**Assignment**
Restate exactly the lines from the top of the listing below to the line containing "### Step 2. Single point, PBE"; the remaining lines are not wanted.

● ● ● ● ● ● ●

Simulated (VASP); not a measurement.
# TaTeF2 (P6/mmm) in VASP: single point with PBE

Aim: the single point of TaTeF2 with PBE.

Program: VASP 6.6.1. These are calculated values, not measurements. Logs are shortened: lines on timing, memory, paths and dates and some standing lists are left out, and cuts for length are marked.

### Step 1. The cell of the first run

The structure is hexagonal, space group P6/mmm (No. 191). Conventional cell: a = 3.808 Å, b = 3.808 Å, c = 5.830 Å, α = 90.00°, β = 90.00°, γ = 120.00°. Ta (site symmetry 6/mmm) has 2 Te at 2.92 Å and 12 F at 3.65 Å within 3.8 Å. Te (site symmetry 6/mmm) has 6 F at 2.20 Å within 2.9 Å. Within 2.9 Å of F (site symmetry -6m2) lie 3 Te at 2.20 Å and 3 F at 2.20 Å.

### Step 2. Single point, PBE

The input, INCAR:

● ● ● ● ● ● ●

**Worked solution**
Simulated (VASP); not a measurement.
# TaTeF2 (P6/mmm) in VASP: single point with PBE

Aim: the single point of TaTeF2 with PBE.

Program: VASP 6.6.1. These are calculated values, not measurements. Logs are shortened: lines on timing, memory, paths and dates and some standing lists are left out, and cuts for length are marked.

### Step 1. The cell of the first run

The structure is hexagonal, space group P6/mmm (No. 191). Conventional cell: a = 3.808 Å, b = 3.808 Å, c = 5.830 Å, α = 90.00°, β = 90.00°, γ = 120.00°. Ta (site symmetry 6/mmm) has 2 Te at 2.92 Å and 12 F at 3.65 Å within 3.8 Å. Te (site symmetry 6/mmm) has 6 F at 2.20 Å within 2.9 Å. Within 2.9 Å of F (site symmetry -6m2) lie 3 Te at 2.20 Å and 3 F at 2.20 Å.

### Step 2. Single point, PBE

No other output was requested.